◆ Work order
The records below must be retyped exactly.

◆ Input data
== Segment start ==

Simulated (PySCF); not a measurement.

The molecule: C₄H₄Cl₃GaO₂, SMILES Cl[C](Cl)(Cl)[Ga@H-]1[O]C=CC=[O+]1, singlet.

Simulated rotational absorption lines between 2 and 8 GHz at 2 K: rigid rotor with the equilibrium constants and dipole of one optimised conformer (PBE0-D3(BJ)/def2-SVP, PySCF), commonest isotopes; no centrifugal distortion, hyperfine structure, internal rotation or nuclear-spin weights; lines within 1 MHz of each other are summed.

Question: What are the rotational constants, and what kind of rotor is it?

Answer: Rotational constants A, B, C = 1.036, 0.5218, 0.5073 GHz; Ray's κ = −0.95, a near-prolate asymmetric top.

== Segment end ==

◆ Your solution
Simulated (PySCF); not a measurement.

The molecule: C₄H₄Cl₃GaO₂, SMILES Cl[C](Cl)(Cl)[Ga@H-]1[O]C=CC=[O+]1, singlet.

Simulated rotational absorption lines between 2 and 8 GHz at 2 K: rigid rotor with the equilibrium constants and dipole of one optimised conformer (PBE0-D3(BJ)/def2-SVP, PySCF), commonest isotopes; no centrifugal distortion, hyperfine structure, internal rotation or nuclear-spin weights; lines within 1 MHz of each other are summed.

Question: What are the rotational constants, and what kind of rotor is it?

Answer: Rotational constants A, B, C = 1.036, 0.5218, 0.5073 GHz; Ray's κ = −0.95, a near-prolate asymmetric top.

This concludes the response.